> **Work order**:
Every entry should be copied exactly, with nothing added or dropped.

[[ Listed records open ]]

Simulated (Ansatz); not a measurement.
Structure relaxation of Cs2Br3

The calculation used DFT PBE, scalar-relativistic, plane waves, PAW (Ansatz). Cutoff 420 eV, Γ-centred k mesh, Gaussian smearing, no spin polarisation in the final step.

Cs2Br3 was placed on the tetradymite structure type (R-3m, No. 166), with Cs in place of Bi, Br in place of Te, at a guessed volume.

[[ Listed records closed ]]

> **Task answer**:
Simulated (Ansatz); not a measurement.
Structure relaxation of Cs2Br3

The calculation used DFT PBE, scalar-relativistic, plane waves, PAW (Ansatz). Cutoff 420 eV, Γ-centred k mesh, Gaussian smearing, no spin polarisation in the final step.

Cs2Br3 was placed on the tetradymite structure type (R-3m, No. 166), with Cs in place of Bi, Br in place of Te, at a guessed volume.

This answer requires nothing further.